### Records provided
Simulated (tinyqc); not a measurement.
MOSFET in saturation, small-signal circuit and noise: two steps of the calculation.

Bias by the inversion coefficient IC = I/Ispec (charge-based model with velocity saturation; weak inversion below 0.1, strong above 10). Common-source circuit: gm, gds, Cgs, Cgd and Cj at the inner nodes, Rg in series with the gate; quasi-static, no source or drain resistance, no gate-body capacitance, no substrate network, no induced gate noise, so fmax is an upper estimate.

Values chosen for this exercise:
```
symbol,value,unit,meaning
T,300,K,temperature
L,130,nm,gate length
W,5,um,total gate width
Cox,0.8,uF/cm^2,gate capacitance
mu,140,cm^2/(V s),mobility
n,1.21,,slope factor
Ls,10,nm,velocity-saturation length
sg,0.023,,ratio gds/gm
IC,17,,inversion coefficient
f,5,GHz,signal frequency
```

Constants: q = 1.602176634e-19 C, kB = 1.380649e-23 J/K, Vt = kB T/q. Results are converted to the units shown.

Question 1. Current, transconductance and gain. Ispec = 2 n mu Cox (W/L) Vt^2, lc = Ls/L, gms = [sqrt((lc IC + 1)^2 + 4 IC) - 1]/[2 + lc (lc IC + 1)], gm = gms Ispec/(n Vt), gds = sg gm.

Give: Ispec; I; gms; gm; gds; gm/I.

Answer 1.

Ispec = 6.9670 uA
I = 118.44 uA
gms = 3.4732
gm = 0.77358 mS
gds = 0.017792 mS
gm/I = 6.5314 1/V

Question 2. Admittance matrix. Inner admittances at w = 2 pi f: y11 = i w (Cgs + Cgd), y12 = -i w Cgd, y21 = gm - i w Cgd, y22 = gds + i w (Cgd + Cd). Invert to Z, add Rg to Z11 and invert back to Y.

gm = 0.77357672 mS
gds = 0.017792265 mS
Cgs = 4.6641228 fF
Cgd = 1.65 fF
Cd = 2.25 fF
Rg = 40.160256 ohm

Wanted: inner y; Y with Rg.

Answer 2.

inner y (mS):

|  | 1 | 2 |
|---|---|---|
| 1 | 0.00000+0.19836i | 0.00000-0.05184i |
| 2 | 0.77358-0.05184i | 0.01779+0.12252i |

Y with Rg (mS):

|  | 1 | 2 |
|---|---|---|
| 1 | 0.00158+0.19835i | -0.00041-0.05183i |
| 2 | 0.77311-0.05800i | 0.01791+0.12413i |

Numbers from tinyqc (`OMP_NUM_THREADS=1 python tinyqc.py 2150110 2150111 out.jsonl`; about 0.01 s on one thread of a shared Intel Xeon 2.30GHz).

### Work task
Begin at the first line of the entries above and copy every line exactly, ending with the line that contains "0.77311-0.05800i | 0.01791+0.12413i |".

### Expected answer
Simulated (tinyqc); not a measurement.
MOSFET in saturation, small-signal circuit and noise: two steps of the calculation.

Bias by the inversion coefficient IC = I/Ispec (charge-based model with velocity saturation; weak inversion below 0.1, strong above 10). Common-source circuit: gm, gds, Cgs, Cgd and Cj at the inner nodes, Rg in series with the gate; quasi-static, no source or drain resistance, no gate-body capacitance, no substrate network, no induced gate noise, so fmax is an upper estimate.

Values chosen for this exercise:
```
symbol,value,unit,meaning
T,300,K,temperature
L,130,nm,gate length
W,5,um,total gate width
Cox,0.8,uF/cm^2,gate capacitance
mu,140,cm^2/(V s),mobility
n,1.21,,slope factor
Ls,10,nm,velocity-saturation length
sg,0.023,,ratio gds/gm
IC,17,,inversion coefficient
f,5,GHz,signal frequency
```

Constants: q = 1.602176634e-19 C, kB = 1.380649e-23 J/K, Vt = kB T/q. Results are converted to the units shown.

Question 1. Current, transconductance and gain. Ispec = 2 n mu Cox (W/L) Vt^2, lc = Ls/L, gms = [sqrt((lc IC + 1)^2 + 4 IC) - 1]/[2 + lc (lc IC + 1)], gm = gms Ispec/(n Vt), gds = sg gm.

Give: Ispec; I; gms; gm; gds; gm/I.

Answer 1.

Ispec = 6.9670 uA
I = 118.44 uA
gms = 3.4732
gm = 0.77358 mS
gds = 0.017792 mS
gm/I = 6.5314 1/V

Question 2. Admittance matrix. Inner admittances at w = 2 pi f: y11 = i w (Cgs + Cgd), y12 = -i w Cgd, y21 = gm - i w Cgd, y22 = gds + i w (Cgd + Cd). Invert to Z, add Rg to Z11 and invert back to Y.

gm = 0.77357672 mS
gds = 0.017792265 mS
Cgs = 4.6641228 fF
Cgd = 1.65 fF
Cd = 2.25 fF
Rg = 40.160256 ohm

Wanted: inner y; Y with Rg.

Answer 2.

inner y (mS):

|  | 1 | 2 |
|---|---|---|
| 1 | 0.00000+0.19836i | 0.00000-0.05184i |
| 2 | 0.77358-0.05184i | 0.01779+0.12252i |

Y with Rg (mS):

|  | 1 | 2 |
|---|---|---|
| 1 | 0.00158+0.19835i | -0.00041-0.05183i |
| 2 | 0.77311-0.05800i | 0.01791+0.12413i |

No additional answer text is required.